>>

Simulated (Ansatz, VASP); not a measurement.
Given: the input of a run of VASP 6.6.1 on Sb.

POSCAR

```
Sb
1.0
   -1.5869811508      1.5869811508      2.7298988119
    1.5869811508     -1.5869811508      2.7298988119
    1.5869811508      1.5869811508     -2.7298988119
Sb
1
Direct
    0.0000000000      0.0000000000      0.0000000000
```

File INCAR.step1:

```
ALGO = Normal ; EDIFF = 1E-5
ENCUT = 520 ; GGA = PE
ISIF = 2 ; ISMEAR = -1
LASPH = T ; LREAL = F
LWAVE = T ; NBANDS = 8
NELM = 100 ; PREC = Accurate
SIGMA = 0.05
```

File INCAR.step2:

<<

## Work order
Each entry above, in full, should be output exactly as it reads.

## Expected answer
Simulated (Ansatz, VASP); not a measurement.
Given: the input of a run of VASP 6.6.1 on Sb.

POSCAR

```
Sb
1.0
   -1.5869811508      1.5869811508      2.7298988119
    1.5869811508     -1.5869811508      2.7298988119
    1.5869811508      1.5869811508     -2.7298988119
Sb
1
Direct
    0.0000000000      0.0000000000      0.0000000000
```

File INCAR.step1:

```
ALGO = Normal ; EDIFF = 1E-5
ENCUT = 520 ; GGA = PE
ISIF = 2 ; ISMEAR = -1
LASPH = T ; LREAL = F
LWAVE = T ; NBANDS = 8
NELM = 100 ; PREC = Accurate
SIGMA = 0.05
```

File INCAR.step2:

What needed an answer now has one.